ACTIVITY: Please copy out the entries until you have copied the line that contains "### Step 3. r²SCAN on the final geometry", beginning with the first line.

'''

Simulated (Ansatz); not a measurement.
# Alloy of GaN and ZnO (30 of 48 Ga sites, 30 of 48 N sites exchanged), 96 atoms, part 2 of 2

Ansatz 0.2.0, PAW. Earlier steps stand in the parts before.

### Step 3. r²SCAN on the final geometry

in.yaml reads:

'''

PROBLEM SOLUTION:
Simulated (Ansatz); not a measurement.
# Alloy of GaN and ZnO (30 of 48 Ga sites, 30 of 48 N sites exchanged), 96 atoms, part 2 of 2

Ansatz 0.2.0, PAW. Earlier steps stand in the parts before.

### Step 3. r²SCAN on the final geometry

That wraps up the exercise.